- [BRIEF]
Can you give all the records again without altering a single character?

- [DATA TO EXAMINE]
....................

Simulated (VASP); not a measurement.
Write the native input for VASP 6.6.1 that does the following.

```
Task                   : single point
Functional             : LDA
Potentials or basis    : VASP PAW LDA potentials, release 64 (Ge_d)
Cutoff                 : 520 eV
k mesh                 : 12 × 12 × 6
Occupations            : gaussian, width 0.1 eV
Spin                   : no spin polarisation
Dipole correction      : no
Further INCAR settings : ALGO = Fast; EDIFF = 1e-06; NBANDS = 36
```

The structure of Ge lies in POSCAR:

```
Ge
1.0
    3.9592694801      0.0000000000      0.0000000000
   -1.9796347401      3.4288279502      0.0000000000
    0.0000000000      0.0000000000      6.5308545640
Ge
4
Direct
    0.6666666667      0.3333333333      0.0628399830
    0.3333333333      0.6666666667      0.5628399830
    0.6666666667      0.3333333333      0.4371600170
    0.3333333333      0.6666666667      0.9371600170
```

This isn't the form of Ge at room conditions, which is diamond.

....................

- [TASK SOLUTION]
Simulated (VASP); not a measurement.
Write the native input for VASP 6.6.1 that does the following.

```
Task                   : single point
Functional             : LDA
Potentials or basis    : VASP PAW LDA potentials, release 64 (Ge_d)
Cutoff                 : 520 eV
k mesh                 : 12 × 12 × 6
Occupations            : gaussian, width 0.1 eV
Spin                   : no spin polarisation
Dipole correction      : no
Further INCAR settings : ALGO = Fast; EDIFF = 1e-06; NBANDS = 36
```

The structure of Ge lies in POSCAR:

```
Ge
1.0
    3.9592694801      0.0000000000      0.0000000000
   -1.9796347401      3.4288279502      0.0000000000
    0.0000000000      0.0000000000      6.5308545640
Ge
4
Direct
    0.6666666667      0.3333333333      0.0628399830
    0.3333333333      0.6666666667      0.5628399830
    0.6666666667      0.3333333333      0.4371600170
    0.3333333333      0.6666666667      0.9371600170
```

This isn't the form of Ge at room conditions, which is diamond.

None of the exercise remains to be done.